● Work order
Look below for the line containing "Item | Value |"; from there through the line containing "Potentials or basis: VASP", both lines included, please set down each line exactly and nothing else.

● Data excerpts

------

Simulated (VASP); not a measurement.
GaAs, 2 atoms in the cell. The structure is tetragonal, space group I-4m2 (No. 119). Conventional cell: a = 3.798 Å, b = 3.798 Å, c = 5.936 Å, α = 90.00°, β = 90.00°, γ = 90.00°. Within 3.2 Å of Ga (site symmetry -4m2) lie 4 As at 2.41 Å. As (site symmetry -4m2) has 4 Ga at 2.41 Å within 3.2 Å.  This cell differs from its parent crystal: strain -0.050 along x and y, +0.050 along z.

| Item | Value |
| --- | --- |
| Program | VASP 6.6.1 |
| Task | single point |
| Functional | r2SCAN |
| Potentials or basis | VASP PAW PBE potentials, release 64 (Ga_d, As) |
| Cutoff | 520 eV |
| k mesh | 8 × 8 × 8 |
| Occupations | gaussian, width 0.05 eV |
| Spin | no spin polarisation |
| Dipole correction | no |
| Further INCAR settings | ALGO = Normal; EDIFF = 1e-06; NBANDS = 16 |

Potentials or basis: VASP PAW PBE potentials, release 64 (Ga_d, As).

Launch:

------

● Exercise output
| Item | Value |
| --- | --- |
| Program | VASP 6.6.1 |
| Task | single point |
| Functional | r2SCAN |
| Potentials or basis | VASP PAW PBE potentials, release 64 (Ga_d, As) |
| Cutoff | 520 eV |
| k mesh | 8 × 8 × 8 |
| Occupations | gaussian, width 0.05 eV |
| Spin | no spin polarisation |
| Dipole correction | no |
| Further INCAR settings | ALGO = Normal; EDIFF = 1e-06; NBANDS = 16 |

Potentials or basis: VASP PAW PBE potentials, release 64 (Ga_d, As).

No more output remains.